ASSIGNMENT ->
Set out the listing word for word. End with the line that contains "for the defaults.".

INFORMATION GIVEN ->

- - - - - - -

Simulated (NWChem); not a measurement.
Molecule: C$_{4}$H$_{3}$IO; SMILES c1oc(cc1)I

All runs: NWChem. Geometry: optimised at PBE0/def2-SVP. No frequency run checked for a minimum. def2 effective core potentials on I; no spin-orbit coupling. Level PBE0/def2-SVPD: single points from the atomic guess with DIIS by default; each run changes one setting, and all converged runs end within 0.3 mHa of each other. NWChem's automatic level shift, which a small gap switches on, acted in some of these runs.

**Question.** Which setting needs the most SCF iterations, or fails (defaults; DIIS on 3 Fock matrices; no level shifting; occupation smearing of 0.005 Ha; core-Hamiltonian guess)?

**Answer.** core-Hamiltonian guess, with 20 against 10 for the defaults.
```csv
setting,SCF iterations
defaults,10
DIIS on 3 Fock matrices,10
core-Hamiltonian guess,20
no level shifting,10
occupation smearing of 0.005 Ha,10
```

- - - - - - -

PROBLEM SOLUTION ->
Simulated (NWChem); not a measurement.
Molecule: C$_{4}$H$_{3}$IO; SMILES c1oc(cc1)I

All runs: NWChem. Geometry: optimised at PBE0/def2-SVP. No frequency run checked for a minimum. def2 effective core potentials on I; no spin-orbit coupling. Level PBE0/def2-SVPD: single points from the atomic guess with DIIS by default; each run changes one setting, and all converged runs end within 0.3 mHa of each other. NWChem's automatic level shift, which a small gap switches on, acted in some of these runs.

**Question.** Which setting needs the most SCF iterations, or fails (defaults; DIIS on 3 Fock matrices; no level shifting; occupation smearing of 0.005 Ha; core-Hamiltonian guess)?

**Answer.** core-Hamiltonian guess, with 20 against 10 for the defaults.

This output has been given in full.